*** INFORMATION ***

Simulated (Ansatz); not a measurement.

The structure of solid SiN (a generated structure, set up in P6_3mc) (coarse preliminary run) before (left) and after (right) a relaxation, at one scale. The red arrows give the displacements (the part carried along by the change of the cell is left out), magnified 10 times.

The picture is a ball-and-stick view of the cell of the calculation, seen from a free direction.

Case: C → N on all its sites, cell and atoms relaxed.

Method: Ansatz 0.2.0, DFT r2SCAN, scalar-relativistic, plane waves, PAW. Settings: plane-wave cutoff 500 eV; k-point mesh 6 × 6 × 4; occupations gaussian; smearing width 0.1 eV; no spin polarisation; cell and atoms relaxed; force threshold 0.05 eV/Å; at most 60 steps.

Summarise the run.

***

* [ASSIGNED TASK]: Without leaving anything out, output all of the material exactly.

* [EXERCISE SOLUTION]:
Simulated (Ansatz); not a measurement.

The structure of solid SiN (a generated structure, set up in P6_3mc) (coarse preliminary run) before (left) and after (right) a relaxation, at one scale. The red arrows give the displacements (the part carried along by the change of the cell is left out), magnified 10 times.

The picture is a ball-and-stick view of the cell of the calculation, seen from a free direction.

Case: C → N on all its sites, cell and atoms relaxed.

Method: Ansatz 0.2.0, DFT r2SCAN, scalar-relativistic, plane waves, PAW. Settings: plane-wave cutoff 500 eV; k-point mesh 6 × 6 × 4; occupations gaussian; smearing width 0.1 eV; no spin polarisation; cell and atoms relaxed; force threshold 0.05 eV/Å; at most 60 steps.

Summarise the run.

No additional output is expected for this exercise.